··· Raw data ···

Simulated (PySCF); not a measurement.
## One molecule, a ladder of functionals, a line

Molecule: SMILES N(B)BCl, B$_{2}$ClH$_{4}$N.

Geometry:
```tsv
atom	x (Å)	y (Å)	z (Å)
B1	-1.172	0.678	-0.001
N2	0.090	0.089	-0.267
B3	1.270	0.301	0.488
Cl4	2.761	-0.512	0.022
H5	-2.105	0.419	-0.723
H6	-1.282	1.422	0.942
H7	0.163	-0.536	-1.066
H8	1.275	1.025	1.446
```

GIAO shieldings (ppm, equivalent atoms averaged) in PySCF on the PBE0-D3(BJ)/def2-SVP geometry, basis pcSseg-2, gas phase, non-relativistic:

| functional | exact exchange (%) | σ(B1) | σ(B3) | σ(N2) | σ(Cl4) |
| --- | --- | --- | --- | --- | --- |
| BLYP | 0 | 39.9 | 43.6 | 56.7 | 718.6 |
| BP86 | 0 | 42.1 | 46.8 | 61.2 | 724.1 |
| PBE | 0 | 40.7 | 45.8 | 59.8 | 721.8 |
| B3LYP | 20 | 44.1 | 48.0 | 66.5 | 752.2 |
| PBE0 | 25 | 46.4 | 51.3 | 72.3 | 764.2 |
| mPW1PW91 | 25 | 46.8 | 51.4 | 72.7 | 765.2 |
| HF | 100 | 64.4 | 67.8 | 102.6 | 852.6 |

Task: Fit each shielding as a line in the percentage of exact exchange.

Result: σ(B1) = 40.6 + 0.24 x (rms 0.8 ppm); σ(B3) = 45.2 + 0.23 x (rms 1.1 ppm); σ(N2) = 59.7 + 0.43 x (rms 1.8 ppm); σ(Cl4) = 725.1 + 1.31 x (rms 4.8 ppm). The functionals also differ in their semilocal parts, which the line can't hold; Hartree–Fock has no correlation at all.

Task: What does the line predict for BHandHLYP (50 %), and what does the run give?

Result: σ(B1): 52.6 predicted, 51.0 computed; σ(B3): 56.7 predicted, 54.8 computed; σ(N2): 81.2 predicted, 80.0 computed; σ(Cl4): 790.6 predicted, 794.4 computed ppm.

···

Task item. Quote the listing word for word from its first line through the line in which "GIAO shieldings (ppm, equivalent" appears.

Task response.
Simulated (PySCF); not a measurement.
## One molecule, a ladder of functionals, a line

Molecule: SMILES N(B)BCl, B$_{2}$ClH$_{4}$N.

Geometry:
```tsv
atom	x (Å)	y (Å)	z (Å)
B1	-1.172	0.678	-0.001
N2	0.090	0.089	-0.267
B3	1.270	0.301	0.488
Cl4	2.761	-0.512	0.022
H5	-2.105	0.419	-0.723
H6	-1.282	1.422	0.942
H7	0.163	-0.536	-1.066
H8	1.275	1.025	1.446
```

GIAO shieldings (ppm, equivalent atoms averaged) in PySCF on the PBE0-D3(BJ)/def2-SVP geometry, basis pcSseg-2, gas phase, non-relativistic:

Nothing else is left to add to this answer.